WORK ORDER -
With every line kept intact, print the entries that appear below.

RECORDED DATA -
━━━━━━━━━━━━━━━━━━━━

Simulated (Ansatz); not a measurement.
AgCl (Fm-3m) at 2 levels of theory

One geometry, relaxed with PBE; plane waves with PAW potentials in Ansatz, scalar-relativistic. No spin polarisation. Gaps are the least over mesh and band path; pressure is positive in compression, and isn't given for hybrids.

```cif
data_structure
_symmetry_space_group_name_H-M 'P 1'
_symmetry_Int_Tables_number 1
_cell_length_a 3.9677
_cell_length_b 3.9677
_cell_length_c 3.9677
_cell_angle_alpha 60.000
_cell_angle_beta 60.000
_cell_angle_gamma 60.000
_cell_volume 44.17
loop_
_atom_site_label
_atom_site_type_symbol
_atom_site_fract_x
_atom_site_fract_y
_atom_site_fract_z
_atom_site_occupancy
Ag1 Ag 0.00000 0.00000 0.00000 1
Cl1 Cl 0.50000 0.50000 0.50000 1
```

━━━━━━━━━━━━━━━━━━━━

PROBLEM SOLUTION -
Simulated (Ansatz); not a measurement.
AgCl (Fm-3m) at 2 levels of theory

One geometry, relaxed with PBE; plane waves with PAW potentials in Ansatz, scalar-relativistic. No spin polarisation. Gaps are the least over mesh and band path; pressure is positive in compression, and isn't given for hybrids.

```cif
data_structure
_symmetry_space_group_name_H-M 'P 1'
_symmetry_Int_Tables_number 1
_cell_length_a 3.9677
_cell_length_b 3.9677
_cell_length_c 3.9677
_cell_angle_alpha 60.000
_cell_angle_beta 60.000
_cell_angle_gamma 60.000
_cell_volume 44.17
loop_
_atom_site_label
_atom_site_type_symbol
_atom_site_fract_x
_atom_site_fract_y
_atom_site_fract_z
_atom_site_occupancy
Ag1 Ag 0.00000 0.00000 0.00000 1
Cl1 Cl 0.50000 0.50000 0.50000 1
```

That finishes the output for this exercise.